Exactly as written, return every line of the data below.

[[ STORED DATA, beginning ]]

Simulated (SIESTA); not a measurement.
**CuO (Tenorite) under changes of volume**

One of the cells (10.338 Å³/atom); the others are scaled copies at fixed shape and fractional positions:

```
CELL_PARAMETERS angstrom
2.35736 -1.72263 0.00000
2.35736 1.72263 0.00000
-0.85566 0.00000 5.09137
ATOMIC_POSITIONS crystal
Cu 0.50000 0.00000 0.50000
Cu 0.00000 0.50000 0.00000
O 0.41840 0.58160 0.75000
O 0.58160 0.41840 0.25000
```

[[ STORED DATA, end ]]

RESPONSE BOX
Simulated (SIESTA); not a measurement.
**CuO (Tenorite) under changes of volume**

One of the cells (10.338 Å³/atom); the others are scaled copies at fixed shape and fractional positions:

```
CELL_PARAMETERS angstrom
2.35736 -1.72263 0.00000
2.35736 1.72263 0.00000
-0.85566 0.00000 5.09137
ATOMIC_POSITIONS crystal
Cu 0.50000 0.00000 0.50000
Cu 0.00000 0.50000 0.00000
O 0.41840 0.58160 0.75000
O 0.58160 0.41840 0.25000
```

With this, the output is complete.